Work instruction
Copy exactly, please, the lines of the data from its start through the line containing "Solution. Pressure (GPa): 4.6.".

━━━ Dataset content ━━━

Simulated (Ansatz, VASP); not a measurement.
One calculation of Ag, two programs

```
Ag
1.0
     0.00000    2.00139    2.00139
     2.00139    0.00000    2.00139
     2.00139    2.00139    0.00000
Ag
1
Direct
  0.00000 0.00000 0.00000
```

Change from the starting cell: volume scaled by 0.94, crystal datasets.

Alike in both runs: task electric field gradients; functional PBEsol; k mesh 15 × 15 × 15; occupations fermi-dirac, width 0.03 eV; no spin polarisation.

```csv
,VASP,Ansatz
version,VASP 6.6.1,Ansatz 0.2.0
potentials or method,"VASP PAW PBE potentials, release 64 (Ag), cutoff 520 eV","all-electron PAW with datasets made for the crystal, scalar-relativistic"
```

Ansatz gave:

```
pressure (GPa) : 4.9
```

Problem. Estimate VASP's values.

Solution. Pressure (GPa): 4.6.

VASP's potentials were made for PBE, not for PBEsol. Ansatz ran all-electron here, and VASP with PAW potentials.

━━━

Worked solution
Simulated (Ansatz, VASP); not a measurement.
One calculation of Ag, two programs

```
Ag
1.0
     0.00000    2.00139    2.00139
     2.00139    0.00000    2.00139
     2.00139    2.00139    0.00000
Ag
1
Direct
  0.00000 0.00000 0.00000
```

Change from the starting cell: volume scaled by 0.94, crystal datasets.

Alike in both runs: task electric field gradients; functional PBEsol; k mesh 15 × 15 × 15; occupations fermi-dirac, width 0.03 eV; no spin polarisation.

```csv
,VASP,Ansatz
version,VASP 6.6.1,Ansatz 0.2.0
potentials or method,"VASP PAW PBE potentials, release 64 (Ag), cutoff 520 eV","all-electron PAW with datasets made for the crystal, scalar-relativistic"
```

Ansatz gave:

```
pressure (GPa) : 4.9
```

Problem. Estimate VASP's values.

Solution. Pressure (GPa): 4.6.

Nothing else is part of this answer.